Print the listing below in full. Alter nothing.

************

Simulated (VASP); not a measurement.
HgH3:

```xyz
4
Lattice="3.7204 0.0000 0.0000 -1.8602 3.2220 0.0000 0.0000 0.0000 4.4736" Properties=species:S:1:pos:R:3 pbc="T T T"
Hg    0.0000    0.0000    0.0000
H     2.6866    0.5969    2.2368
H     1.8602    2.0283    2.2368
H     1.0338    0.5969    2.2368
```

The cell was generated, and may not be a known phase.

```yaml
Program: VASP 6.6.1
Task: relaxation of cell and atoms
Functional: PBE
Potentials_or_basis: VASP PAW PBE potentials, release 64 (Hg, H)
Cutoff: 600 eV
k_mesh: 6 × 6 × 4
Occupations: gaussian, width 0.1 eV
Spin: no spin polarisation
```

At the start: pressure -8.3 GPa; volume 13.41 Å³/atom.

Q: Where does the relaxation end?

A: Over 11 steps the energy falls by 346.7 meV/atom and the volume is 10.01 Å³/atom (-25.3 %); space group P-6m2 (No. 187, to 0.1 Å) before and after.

************

• RESPONSE AREA:
Simulated (VASP); not a measurement.
HgH3:

```xyz
4
Lattice="3.7204 0.0000 0.0000 -1.8602 3.2220 0.0000 0.0000 0.0000 4.4736" Properties=species:S:1:pos:R:3 pbc="T T T"
Hg    0.0000    0.0000    0.0000
H     2.6866    0.5969    2.2368
H     1.8602    2.0283    2.2368
H     1.0338    0.5969    2.2368
```

The cell was generated, and may not be a known phase.

```yaml
Program: VASP 6.6.1
Task: relaxation of cell and atoms
Functional: PBE
Potentials_or_basis: VASP PAW PBE potentials, release 64 (Hg, H)
Cutoff: 600 eV
k_mesh: 6 × 6 × 4
Occupations: gaussian, width 0.1 eV
Spin: no spin polarisation
```

At the start: pressure -8.3 GPa; volume 13.41 Å³/atom.

Q: Where does the relaxation end?

A: Over 11 steps the energy falls by 346.7 meV/atom and the volume is 10.01 Å³/atom (-25.3 %); space group P-6m2 (No. 187, to 0.1 Å) before and after.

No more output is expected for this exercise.